> [Task item]:
Exactly retype the lines of the material from its first line to the line with "## (2) Single point, BLYP", including both.

> [Supplied information]:
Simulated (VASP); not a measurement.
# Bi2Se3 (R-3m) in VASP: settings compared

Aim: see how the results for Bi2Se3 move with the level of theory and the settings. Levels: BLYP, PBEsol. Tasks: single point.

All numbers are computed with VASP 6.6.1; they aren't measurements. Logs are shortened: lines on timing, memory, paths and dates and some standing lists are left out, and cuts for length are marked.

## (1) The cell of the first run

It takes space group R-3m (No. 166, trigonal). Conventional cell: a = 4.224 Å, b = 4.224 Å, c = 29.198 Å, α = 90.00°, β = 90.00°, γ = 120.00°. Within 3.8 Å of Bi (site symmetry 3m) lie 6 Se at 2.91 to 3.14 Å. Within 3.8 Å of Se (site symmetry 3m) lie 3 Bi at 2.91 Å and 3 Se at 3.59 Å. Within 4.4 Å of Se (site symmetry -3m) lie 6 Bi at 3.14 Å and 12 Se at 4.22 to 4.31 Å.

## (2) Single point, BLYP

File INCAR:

> [Task answer]:
Simulated (VASP); not a measurement.
# Bi2Se3 (R-3m) in VASP: settings compared

Aim: see how the results for Bi2Se3 move with the level of theory and the settings. Levels: BLYP, PBEsol. Tasks: single point.

All numbers are computed with VASP 6.6.1; they aren't measurements. Logs are shortened: lines on timing, memory, paths and dates and some standing lists are left out, and cuts for length are marked.

## (1) The cell of the first run

It takes space group R-3m (No. 166, trigonal). Conventional cell: a = 4.224 Å, b = 4.224 Å, c = 29.198 Å, α = 90.00°, β = 90.00°, γ = 120.00°. Within 3.8 Å of Bi (site symmetry 3m) lie 6 Se at 2.91 to 3.14 Å. Within 3.8 Å of Se (site symmetry 3m) lie 3 Bi at 2.91 Å and 3 Se at 3.59 Å. Within 4.4 Å of Se (site symmetry -3m) lie 6 Bi at 3.14 Å and 12 Se at 4.22 to 4.31 Å.

## (2) Single point, BLYP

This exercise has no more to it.